_Record excerpts_
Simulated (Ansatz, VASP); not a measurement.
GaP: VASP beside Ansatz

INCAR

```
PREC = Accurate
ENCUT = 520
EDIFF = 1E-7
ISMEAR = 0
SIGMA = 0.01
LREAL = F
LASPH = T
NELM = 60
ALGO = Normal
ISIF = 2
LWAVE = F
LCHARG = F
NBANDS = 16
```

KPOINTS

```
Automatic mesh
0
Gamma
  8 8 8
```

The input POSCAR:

_Work instruction_
For each record above, print an exact copy.

_Written response_
Simulated (Ansatz, VASP); not a measurement.
GaP: VASP beside Ansatz

INCAR

```
PREC = Accurate
ENCUT = 520
EDIFF = 1E-7
ISMEAR = 0
SIGMA = 0.01
LREAL = F
LASPH = T
NELM = 60
ALGO = Normal
ISIF = 2
LWAVE = F
LCHARG = F
NBANDS = 16
```

KPOINTS

```
Automatic mesh
0
Gamma
  8 8 8
```

The input POSCAR:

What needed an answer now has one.